◆ Work order
Output nothing but the lines from the first line of the entries to the line with "The runs use", inclusive, exactly as they read.

◆ Recorded information
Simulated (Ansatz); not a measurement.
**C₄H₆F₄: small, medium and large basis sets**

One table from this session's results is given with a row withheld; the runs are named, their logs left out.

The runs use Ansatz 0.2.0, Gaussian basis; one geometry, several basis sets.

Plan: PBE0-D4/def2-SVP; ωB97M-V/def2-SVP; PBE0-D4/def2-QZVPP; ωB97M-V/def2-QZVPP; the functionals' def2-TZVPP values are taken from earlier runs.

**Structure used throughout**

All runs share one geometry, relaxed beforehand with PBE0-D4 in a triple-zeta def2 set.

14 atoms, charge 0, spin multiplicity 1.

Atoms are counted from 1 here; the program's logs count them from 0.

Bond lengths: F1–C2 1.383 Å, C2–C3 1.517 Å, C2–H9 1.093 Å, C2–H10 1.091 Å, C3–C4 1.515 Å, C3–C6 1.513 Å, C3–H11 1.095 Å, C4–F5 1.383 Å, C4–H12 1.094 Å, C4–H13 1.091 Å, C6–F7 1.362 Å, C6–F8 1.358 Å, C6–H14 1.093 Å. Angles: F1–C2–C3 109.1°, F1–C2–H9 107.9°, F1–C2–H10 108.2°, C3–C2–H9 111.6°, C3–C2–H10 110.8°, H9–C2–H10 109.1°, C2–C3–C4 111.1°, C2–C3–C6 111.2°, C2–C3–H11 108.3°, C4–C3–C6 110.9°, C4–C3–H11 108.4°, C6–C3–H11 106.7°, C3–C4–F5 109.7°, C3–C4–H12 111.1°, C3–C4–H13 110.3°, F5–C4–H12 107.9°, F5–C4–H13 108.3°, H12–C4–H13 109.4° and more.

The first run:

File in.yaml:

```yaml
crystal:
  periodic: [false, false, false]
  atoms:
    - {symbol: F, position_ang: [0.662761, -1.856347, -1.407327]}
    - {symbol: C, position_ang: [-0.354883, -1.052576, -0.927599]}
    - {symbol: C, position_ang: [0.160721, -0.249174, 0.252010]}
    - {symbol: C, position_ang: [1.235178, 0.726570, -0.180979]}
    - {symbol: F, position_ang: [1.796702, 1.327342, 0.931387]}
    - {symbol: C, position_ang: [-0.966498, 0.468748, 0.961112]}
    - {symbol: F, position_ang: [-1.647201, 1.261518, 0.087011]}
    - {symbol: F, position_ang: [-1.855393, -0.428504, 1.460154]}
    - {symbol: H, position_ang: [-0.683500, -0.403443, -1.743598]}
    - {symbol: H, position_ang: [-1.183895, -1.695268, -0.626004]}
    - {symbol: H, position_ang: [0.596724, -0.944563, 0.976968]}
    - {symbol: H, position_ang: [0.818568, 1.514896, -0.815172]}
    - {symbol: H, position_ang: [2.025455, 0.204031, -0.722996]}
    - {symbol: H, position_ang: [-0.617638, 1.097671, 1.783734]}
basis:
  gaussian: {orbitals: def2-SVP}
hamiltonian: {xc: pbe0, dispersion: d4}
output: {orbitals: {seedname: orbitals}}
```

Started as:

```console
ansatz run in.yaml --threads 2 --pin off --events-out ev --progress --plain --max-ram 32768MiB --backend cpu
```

◆ Answer space
Simulated (Ansatz); not a measurement.
**C₄H₆F₄: small, medium and large basis sets**

One table from this session's results is given with a row withheld; the runs are named, their logs left out.

The runs use Ansatz 0.2.0, Gaussian basis; one geometry, several basis sets.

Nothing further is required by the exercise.